» **REQUIREMENT**
Please give the listing underneath again, exactly as shown.

(INFORMATION begins)

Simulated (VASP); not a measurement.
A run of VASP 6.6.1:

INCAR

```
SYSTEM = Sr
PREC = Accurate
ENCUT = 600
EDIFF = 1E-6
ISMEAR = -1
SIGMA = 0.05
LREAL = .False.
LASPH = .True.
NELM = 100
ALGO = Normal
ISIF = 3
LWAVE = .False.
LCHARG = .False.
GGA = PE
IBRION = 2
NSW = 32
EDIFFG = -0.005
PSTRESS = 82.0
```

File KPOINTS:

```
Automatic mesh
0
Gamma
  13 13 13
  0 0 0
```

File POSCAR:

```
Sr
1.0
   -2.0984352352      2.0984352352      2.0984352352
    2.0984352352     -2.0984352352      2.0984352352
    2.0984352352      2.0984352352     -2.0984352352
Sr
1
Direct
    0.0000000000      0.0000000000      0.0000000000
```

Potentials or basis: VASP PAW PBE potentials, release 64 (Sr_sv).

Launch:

(INFORMATION ends)

» **YOUR RESPONSE**
Simulated (VASP); not a measurement.
A run of VASP 6.6.1:

INCAR

```
SYSTEM = Sr
PREC = Accurate
ENCUT = 600
EDIFF = 1E-6
ISMEAR = -1
SIGMA = 0.05
LREAL = .False.
LASPH = .True.
NELM = 100
ALGO = Normal
ISIF = 3
LWAVE = .False.
LCHARG = .False.
GGA = PE
IBRION = 2
NSW = 32
EDIFFG = -0.005
PSTRESS = 82.0
```

File KPOINTS:

```
Automatic mesh
0
Gamma
  13 13 13
  0 0 0
```

File POSCAR:

```
Sr
1.0
   -2.0984352352      2.0984352352      2.0984352352
    2.0984352352     -2.0984352352      2.0984352352
    2.0984352352      2.0984352352     -2.0984352352
Sr
1
Direct
    0.0000000000      0.0000000000      0.0000000000
```

Potentials or basis: VASP PAW PBE potentials, release 64 (Sr_sv).

Launch:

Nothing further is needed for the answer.